━━━━━━━━━━━━━━━━━━━━

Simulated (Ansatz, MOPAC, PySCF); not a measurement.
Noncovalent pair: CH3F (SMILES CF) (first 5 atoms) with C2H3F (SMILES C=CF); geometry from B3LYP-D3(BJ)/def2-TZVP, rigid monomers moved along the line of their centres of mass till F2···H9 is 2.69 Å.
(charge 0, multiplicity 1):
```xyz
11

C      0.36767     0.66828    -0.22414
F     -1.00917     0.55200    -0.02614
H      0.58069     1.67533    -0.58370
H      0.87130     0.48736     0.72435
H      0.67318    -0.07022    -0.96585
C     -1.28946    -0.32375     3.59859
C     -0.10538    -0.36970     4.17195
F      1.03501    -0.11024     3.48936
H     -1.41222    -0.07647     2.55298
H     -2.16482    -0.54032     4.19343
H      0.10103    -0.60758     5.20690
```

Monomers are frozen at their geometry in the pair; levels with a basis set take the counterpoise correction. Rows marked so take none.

━━━━━━━━━━━━━━━━━━━━

- [Requirement]:
Your task is to give the records above again, exactly.

- [Written answer]:
Simulated (Ansatz, MOPAC, PySCF); not a measurement.
Noncovalent pair: CH3F (SMILES CF) (first 5 atoms) with C2H3F (SMILES C=CF); geometry from B3LYP-D3(BJ)/def2-TZVP, rigid monomers moved along the line of their centres of mass till F2···H9 is 2.69 Å.
(charge 0, multiplicity 1):
```xyz
11

C      0.36767     0.66828    -0.22414
F     -1.00917     0.55200    -0.02614
H      0.58069     1.67533    -0.58370
H      0.87130     0.48736     0.72435
H      0.67318    -0.07022    -0.96585
C     -1.28946    -0.32375     3.59859
C     -0.10538    -0.36970     4.17195
F      1.03501    -0.11024     3.48936
H     -1.41222    -0.07647     2.55298
H     -2.16482    -0.54032     4.19343
H      0.10103    -0.60758     5.20690
```

Monomers are frozen at their geometry in the pair; levels with a basis set take the counterpoise correction. Rows marked so take none.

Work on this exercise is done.